# Assignment
Repeat the data below with no changes.

# The data
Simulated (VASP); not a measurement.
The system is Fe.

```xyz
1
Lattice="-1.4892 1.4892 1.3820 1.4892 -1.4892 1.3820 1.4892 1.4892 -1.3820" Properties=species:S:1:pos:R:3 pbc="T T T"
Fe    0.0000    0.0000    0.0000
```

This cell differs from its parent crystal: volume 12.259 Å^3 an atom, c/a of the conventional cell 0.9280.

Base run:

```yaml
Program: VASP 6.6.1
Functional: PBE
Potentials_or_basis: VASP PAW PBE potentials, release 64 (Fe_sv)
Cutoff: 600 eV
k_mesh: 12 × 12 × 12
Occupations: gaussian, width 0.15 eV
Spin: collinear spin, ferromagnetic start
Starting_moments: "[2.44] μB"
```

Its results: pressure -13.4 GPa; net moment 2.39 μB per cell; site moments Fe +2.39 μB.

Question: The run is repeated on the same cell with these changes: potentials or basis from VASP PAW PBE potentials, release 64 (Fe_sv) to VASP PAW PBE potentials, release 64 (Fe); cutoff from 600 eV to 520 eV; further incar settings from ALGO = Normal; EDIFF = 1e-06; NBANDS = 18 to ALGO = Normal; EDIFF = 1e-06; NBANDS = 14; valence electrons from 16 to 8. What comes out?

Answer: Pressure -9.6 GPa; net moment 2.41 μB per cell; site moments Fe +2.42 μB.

# Task response
Simulated (VASP); not a measurement.
The system is Fe.

```xyz
1
Lattice="-1.4892 1.4892 1.3820 1.4892 -1.4892 1.3820 1.4892 1.4892 -1.3820" Properties=species:S:1:pos:R:3 pbc="T T T"
Fe    0.0000    0.0000    0.0000
```

This cell differs from its parent crystal: volume 12.259 Å^3 an atom, c/a of the conventional cell 0.9280.

Base run:

```yaml
Program: VASP 6.6.1
Functional: PBE
Potentials_or_basis: VASP PAW PBE potentials, release 64 (Fe_sv)
Cutoff: 600 eV
k_mesh: 12 × 12 × 12
Occupations: gaussian, width 0.15 eV
Spin: collinear spin, ferromagnetic start
Starting_moments: "[2.44] μB"
```

Its results: pressure -13.4 GPa; net moment 2.39 μB per cell; site moments Fe +2.39 μB.

Question: The run is repeated on the same cell with these changes: potentials or basis from VASP PAW PBE potentials, release 64 (Fe_sv) to VASP PAW PBE potentials, release 64 (Fe); cutoff from 600 eV to 520 eV; further incar settings from ALGO = Normal; EDIFF = 1e-06; NBANDS = 18 to ALGO = Normal; EDIFF = 1e-06; NBANDS = 14; valence electrons from 16 to 8. What comes out?

Answer: Pressure -9.6 GPa; net moment 2.41 μB per cell; site moments Fe +2.42 μB.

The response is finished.